[[ LISTED RECORDS open ]]

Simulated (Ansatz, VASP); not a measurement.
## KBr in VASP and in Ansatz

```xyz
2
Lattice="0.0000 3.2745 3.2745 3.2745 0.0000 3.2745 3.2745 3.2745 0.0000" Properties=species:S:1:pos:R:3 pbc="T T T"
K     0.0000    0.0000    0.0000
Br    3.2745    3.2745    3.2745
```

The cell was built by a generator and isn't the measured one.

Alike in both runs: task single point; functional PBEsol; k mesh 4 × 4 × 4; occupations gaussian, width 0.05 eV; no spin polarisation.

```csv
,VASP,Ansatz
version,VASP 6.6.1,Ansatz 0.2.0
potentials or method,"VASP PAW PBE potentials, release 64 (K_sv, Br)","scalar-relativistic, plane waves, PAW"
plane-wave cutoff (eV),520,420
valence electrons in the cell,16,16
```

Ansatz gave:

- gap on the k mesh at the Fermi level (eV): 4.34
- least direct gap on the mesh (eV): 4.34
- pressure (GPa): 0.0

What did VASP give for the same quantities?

[[ LISTED RECORDS closed ]]

■ REQUIRED ACTION:
Make an exact transcription of the entries.

■ EXERCISE ANSWER:
Simulated (Ansatz, VASP); not a measurement.
## KBr in VASP and in Ansatz

```xyz
2
Lattice="0.0000 3.2745 3.2745 3.2745 0.0000 3.2745 3.2745 3.2745 0.0000" Properties=species:S:1:pos:R:3 pbc="T T T"
K     0.0000    0.0000    0.0000
Br    3.2745    3.2745    3.2745
```

The cell was built by a generator and isn't the measured one.

Alike in both runs: task single point; functional PBEsol; k mesh 4 × 4 × 4; occupations gaussian, width 0.05 eV; no spin polarisation.

```csv
,VASP,Ansatz
version,VASP 6.6.1,Ansatz 0.2.0
potentials or method,"VASP PAW PBE potentials, release 64 (K_sv, Br)","scalar-relativistic, plane waves, PAW"
plane-wave cutoff (eV),520,420
valence electrons in the cell,16,16
```

Ansatz gave:

- gap on the k mesh at the Fermi level (eV): 4.34
- least direct gap on the mesh (eV): 4.34
- pressure (GPa): 0.0

What did VASP give for the same quantities?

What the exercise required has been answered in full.